§ **Given records**
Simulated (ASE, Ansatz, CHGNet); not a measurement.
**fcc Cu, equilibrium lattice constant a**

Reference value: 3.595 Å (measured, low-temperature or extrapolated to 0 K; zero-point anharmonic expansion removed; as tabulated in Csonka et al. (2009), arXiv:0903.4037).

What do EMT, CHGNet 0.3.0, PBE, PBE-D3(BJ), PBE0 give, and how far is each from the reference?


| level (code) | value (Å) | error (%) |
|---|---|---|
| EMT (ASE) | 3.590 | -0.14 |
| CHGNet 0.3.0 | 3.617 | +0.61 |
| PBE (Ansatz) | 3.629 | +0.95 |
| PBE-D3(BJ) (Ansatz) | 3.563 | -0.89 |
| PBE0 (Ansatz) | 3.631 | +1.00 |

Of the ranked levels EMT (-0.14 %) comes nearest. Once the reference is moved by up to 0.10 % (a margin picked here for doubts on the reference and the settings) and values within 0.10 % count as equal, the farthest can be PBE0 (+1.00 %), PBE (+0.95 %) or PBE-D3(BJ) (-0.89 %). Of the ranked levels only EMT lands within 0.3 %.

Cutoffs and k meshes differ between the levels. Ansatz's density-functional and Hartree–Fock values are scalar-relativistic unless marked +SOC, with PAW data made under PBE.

§ **Requirement**
Repeat exactly the lines of the data from the first one through the line with "Of the ranked levels EMT", both of them included.

§ **Expected answer**
Simulated (ASE, Ansatz, CHGNet); not a measurement.
**fcc Cu, equilibrium lattice constant a**

Reference value: 3.595 Å (measured, low-temperature or extrapolated to 0 K; zero-point anharmonic expansion removed; as tabulated in Csonka et al. (2009), arXiv:0903.4037).

What do EMT, CHGNet 0.3.0, PBE, PBE-D3(BJ), PBE0 give, and how far is each from the reference?


| level (code) | value (Å) | error (%) |
|---|---|---|
| EMT (ASE) | 3.590 | -0.14 |
| CHGNet 0.3.0 | 3.617 | +0.61 |
| PBE (Ansatz) | 3.629 | +0.95 |
| PBE-D3(BJ) (Ansatz) | 3.563 | -0.89 |
| PBE0 (Ansatz) | 3.631 | +1.00 |

Of the ranked levels EMT (-0.14 %) comes nearest. Once the reference is moved by up to 0.10 % (a margin picked here for doubts on the reference and the settings) and values within 0.10 % count as equal, the farthest can be PBE0 (+1.00 %), PBE (+0.95 %) or PBE-D3(BJ) (-0.89 %). Of the ranked levels only EMT lands within 0.3 %.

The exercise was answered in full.